**WORK ORDER:**
Go through the entries below from the first line and output each one exactly, up to and including the line with "Caveats: the PAW".

**THE DATA:**
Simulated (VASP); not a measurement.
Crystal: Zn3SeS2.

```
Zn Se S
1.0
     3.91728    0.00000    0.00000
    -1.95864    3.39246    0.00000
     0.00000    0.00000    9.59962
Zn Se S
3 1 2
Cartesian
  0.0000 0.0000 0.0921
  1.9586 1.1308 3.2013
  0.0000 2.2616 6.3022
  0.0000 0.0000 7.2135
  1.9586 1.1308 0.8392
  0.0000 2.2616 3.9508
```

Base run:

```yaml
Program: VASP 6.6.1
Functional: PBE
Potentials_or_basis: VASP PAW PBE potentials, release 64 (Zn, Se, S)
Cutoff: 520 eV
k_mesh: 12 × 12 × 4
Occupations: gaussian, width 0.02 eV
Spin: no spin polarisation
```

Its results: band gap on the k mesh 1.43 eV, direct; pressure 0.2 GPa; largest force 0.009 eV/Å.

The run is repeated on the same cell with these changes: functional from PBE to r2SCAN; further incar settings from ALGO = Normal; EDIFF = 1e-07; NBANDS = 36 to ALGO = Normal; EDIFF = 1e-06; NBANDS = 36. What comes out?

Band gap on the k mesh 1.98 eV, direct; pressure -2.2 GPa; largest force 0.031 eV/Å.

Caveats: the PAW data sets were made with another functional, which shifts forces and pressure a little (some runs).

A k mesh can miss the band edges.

**TASK RESULT:**
Simulated (VASP); not a measurement.
Crystal: Zn3SeS2.

```
Zn Se S
1.0
     3.91728    0.00000    0.00000
    -1.95864    3.39246    0.00000
     0.00000    0.00000    9.59962
Zn Se S
3 1 2
Cartesian
  0.0000 0.0000 0.0921
  1.9586 1.1308 3.2013
  0.0000 2.2616 6.3022
  0.0000 0.0000 7.2135
  1.9586 1.1308 0.8392
  0.0000 2.2616 3.9508
```

Base run:

```yaml
Program: VASP 6.6.1
Functional: PBE
Potentials_or_basis: VASP PAW PBE potentials, release 64 (Zn, Se, S)
Cutoff: 520 eV
k_mesh: 12 × 12 × 4
Occupations: gaussian, width 0.02 eV
Spin: no spin polarisation
```

Its results: band gap on the k mesh 1.43 eV, direct; pressure 0.2 GPa; largest force 0.009 eV/Å.

The run is repeated on the same cell with these changes: functional from PBE to r2SCAN; further incar settings from ALGO = Normal; EDIFF = 1e-07; NBANDS = 36 to ALGO = Normal; EDIFF = 1e-06; NBANDS = 36. What comes out?

Band gap on the k mesh 1.98 eV, direct; pressure -2.2 GPa; largest force 0.031 eV/Å.

Caveats: the PAW data sets were made with another functional, which shifts forces and pressure a little (some runs).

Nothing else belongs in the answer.